▶ [Assigned task]: Copy the data exactly, line for line.

▶ [Excerpted data]:
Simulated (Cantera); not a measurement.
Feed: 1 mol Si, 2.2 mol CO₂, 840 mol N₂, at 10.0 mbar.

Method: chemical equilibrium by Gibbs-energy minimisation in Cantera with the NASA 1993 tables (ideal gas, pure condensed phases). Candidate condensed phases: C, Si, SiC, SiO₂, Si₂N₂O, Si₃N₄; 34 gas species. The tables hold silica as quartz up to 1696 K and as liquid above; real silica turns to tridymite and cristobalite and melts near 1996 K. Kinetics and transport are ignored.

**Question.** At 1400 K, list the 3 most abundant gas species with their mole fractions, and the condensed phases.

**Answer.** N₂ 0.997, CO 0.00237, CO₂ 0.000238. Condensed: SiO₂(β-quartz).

▶ [Task result]:
Simulated (Cantera); not a measurement.
Feed: 1 mol Si, 2.2 mol CO₂, 840 mol N₂, at 10.0 mbar.

Method: chemical equilibrium by Gibbs-energy minimisation in Cantera with the NASA 1993 tables (ideal gas, pure condensed phases). Candidate condensed phases: C, Si, SiC, SiO₂, Si₂N₂O, Si₃N₄; 34 gas species. The tables hold silica as quartz up to 1696 K and as liquid above; real silica turns to tridymite and cristobalite and melts near 1996 K. Kinetics and transport are ignored.

**Question.** At 1400 K, list the 3 most abundant gas species with their mole fractions, and the condensed phases.

**Answer.** N₂ 0.997, CO 0.00237, CO₂ 0.000238. Condensed: SiO₂(β-quartz).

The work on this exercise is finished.